== WORK ORDER ==
The lines from the start of the data through the line with "Problem. Give the" are to be returned verbatim; all later lines are to be omitted.

== RECORDED INFORMATION ==
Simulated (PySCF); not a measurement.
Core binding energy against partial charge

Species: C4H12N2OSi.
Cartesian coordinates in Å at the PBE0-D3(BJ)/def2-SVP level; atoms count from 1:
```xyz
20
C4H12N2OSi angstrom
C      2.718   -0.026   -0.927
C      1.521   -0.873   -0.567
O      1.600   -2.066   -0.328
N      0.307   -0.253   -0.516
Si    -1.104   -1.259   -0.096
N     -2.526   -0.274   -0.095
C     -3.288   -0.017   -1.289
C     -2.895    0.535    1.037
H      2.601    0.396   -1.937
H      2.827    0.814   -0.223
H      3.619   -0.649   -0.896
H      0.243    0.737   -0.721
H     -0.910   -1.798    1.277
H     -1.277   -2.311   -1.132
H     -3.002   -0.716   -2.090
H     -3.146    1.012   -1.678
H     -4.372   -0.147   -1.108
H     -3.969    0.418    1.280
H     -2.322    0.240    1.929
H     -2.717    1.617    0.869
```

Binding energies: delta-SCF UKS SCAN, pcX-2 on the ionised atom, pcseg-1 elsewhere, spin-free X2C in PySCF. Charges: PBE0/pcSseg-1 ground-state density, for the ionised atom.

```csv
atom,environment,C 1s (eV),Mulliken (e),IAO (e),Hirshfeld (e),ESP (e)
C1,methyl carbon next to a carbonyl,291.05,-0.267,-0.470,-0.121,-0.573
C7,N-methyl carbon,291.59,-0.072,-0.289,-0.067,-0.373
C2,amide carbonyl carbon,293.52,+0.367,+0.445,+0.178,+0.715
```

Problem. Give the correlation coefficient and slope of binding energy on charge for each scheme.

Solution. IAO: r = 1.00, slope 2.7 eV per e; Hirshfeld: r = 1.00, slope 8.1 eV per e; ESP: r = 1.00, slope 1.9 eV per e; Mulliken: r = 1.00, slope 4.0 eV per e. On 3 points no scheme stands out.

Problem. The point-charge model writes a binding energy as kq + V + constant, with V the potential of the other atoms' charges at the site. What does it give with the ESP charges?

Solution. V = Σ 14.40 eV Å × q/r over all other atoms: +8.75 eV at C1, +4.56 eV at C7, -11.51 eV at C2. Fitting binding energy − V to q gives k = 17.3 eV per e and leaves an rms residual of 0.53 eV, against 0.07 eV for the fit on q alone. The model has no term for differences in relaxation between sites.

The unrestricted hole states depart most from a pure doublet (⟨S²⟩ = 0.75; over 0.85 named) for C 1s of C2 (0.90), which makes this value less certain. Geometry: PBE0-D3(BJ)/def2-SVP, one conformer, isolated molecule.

== EXERCISE RESULT ==
Simulated (PySCF); not a measurement.
Core binding energy against partial charge

Species: C4H12N2OSi.
Cartesian coordinates in Å at the PBE0-D3(BJ)/def2-SVP level; atoms count from 1:
```xyz
20
C4H12N2OSi angstrom
C      2.718   -0.026   -0.927
C      1.521   -0.873   -0.567
O      1.600   -2.066   -0.328
N      0.307   -0.253   -0.516
Si    -1.104   -1.259   -0.096
N     -2.526   -0.274   -0.095
C     -3.288   -0.017   -1.289
C     -2.895    0.535    1.037
H      2.601    0.396   -1.937
H      2.827    0.814   -0.223
H      3.619   -0.649   -0.896
H      0.243    0.737   -0.721
H     -0.910   -1.798    1.277
H     -1.277   -2.311   -1.132
H     -3.002   -0.716   -2.090
H     -3.146    1.012   -1.678
H     -4.372   -0.147   -1.108
H     -3.969    0.418    1.280
H     -2.322    0.240    1.929
H     -2.717    1.617    0.869
```

Binding energies: delta-SCF UKS SCAN, pcX-2 on the ionised atom, pcseg-1 elsewhere, spin-free X2C in PySCF. Charges: PBE0/pcSseg-1 ground-state density, for the ionised atom.

```csv
atom,environment,C 1s (eV),Mulliken (e),IAO (e),Hirshfeld (e),ESP (e)
C1,methyl carbon next to a carbonyl,291.05,-0.267,-0.470,-0.121,-0.573
C7,N-methyl carbon,291.59,-0.072,-0.289,-0.067,-0.373
C2,amide carbonyl carbon,293.52,+0.367,+0.445,+0.178,+0.715
```

Problem. Give the correlation coefficient and slope of binding energy on charge for each scheme.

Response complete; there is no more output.